* * * * * * * * *

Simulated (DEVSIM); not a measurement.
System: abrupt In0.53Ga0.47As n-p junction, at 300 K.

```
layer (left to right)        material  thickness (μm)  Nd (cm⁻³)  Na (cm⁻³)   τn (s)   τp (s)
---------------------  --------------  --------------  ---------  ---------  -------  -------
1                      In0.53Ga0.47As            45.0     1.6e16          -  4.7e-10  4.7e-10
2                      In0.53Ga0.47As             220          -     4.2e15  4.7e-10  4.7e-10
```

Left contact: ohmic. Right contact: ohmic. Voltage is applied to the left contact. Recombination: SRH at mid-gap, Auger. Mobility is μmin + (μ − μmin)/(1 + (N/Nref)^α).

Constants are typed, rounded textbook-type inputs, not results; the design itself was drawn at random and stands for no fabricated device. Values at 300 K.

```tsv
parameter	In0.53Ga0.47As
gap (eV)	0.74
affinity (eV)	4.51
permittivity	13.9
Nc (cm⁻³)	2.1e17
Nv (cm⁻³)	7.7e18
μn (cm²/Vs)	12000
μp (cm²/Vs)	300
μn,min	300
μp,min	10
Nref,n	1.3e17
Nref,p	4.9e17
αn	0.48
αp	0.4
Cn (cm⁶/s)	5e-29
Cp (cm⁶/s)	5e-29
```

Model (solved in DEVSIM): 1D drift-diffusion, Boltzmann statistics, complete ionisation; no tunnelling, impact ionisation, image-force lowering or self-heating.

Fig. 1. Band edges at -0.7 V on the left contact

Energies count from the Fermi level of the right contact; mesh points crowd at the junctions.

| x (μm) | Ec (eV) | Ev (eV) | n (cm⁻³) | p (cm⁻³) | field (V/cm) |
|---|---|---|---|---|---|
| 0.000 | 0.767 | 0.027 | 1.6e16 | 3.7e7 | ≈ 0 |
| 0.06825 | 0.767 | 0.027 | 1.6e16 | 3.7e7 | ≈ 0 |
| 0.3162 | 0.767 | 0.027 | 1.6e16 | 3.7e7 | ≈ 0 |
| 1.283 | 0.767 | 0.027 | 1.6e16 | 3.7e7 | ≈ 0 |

* * * * * * * * *

Up to and including the line with "Left contact: ohmic.", repeat the data exactly, starting from its first line; nothing else belongs in the response.

Simulated (DEVSIM); not a measurement.
System: abrupt In0.53Ga0.47As n-p junction, at 300 K.

```
layer (left to right)        material  thickness (μm)  Nd (cm⁻³)  Na (cm⁻³)   τn (s)   τp (s)
---------------------  --------------  --------------  ---------  ---------  -------  -------
1                      In0.53Ga0.47As            45.0     1.6e16          -  4.7e-10  4.7e-10
2                      In0.53Ga0.47As             220          -     4.2e15  4.7e-10  4.7e-10
```

Left contact: ohmic. Right contact: ohmic. Voltage is applied to the left contact. Recombination: SRH at mid-gap, Auger. Mobility is μmin + (μ − μmin)/(1 + (N/Nref)^α).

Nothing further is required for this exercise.